> _Activity_: The material below must be restated exactly, line by line.

> _Records supplied_:
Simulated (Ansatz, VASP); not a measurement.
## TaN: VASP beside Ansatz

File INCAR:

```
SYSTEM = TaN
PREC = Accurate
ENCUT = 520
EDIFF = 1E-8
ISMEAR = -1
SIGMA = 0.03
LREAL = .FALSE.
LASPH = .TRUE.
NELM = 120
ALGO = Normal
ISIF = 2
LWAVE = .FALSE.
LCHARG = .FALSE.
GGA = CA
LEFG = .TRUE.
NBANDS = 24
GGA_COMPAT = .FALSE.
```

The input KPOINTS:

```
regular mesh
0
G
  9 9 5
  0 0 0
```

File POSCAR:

> _Response area_:
Simulated (Ansatz, VASP); not a measurement.
## TaN: VASP beside Ansatz

File INCAR:

```
SYSTEM = TaN
PREC = Accurate
ENCUT = 520
EDIFF = 1E-8
ISMEAR = -1
SIGMA = 0.03
LREAL = .FALSE.
LASPH = .TRUE.
NELM = 120
ALGO = Normal
ISIF = 2
LWAVE = .FALSE.
LCHARG = .FALSE.
GGA = CA
LEFG = .TRUE.
NBANDS = 24
GGA_COMPAT = .FALSE.
```

The input KPOINTS:

```
regular mesh
0
G
  9 9 5
  0 0 0
```

File POSCAR:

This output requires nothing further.